-- Opening Marker --
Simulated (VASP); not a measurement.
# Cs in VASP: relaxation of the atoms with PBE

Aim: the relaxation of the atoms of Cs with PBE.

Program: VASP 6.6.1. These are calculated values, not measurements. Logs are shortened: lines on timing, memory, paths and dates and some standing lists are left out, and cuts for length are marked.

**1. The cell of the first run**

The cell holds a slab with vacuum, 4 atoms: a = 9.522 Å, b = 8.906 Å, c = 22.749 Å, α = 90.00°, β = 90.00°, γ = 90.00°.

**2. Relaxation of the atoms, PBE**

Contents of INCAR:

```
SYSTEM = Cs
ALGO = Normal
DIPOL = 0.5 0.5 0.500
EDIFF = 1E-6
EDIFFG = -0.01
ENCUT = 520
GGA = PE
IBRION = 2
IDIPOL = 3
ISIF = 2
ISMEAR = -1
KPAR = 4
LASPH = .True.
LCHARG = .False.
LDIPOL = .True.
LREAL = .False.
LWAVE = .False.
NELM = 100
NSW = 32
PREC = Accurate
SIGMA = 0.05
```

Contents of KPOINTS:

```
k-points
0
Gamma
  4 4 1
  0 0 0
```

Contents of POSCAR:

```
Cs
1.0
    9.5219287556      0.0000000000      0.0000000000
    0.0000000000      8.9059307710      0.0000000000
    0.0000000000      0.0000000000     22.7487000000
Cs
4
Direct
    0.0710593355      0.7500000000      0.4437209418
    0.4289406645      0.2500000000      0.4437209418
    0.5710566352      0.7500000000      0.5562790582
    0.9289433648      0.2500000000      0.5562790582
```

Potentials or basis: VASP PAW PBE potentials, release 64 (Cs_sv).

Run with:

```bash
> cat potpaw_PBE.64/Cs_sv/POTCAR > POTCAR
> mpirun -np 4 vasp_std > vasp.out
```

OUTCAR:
-- Closing Marker --

■ Work item
Repeat every line of the data word for word until you have repeated the line that contains "the first run**", which is the last one to include.

■ Task result
Simulated (VASP); not a measurement.
# Cs in VASP: relaxation of the atoms with PBE

Aim: the relaxation of the atoms of Cs with PBE.

Program: VASP 6.6.1. These are calculated values, not measurements. Logs are shortened: lines on timing, memory, paths and dates and some standing lists are left out, and cuts for length are marked.

**1. The cell of the first run**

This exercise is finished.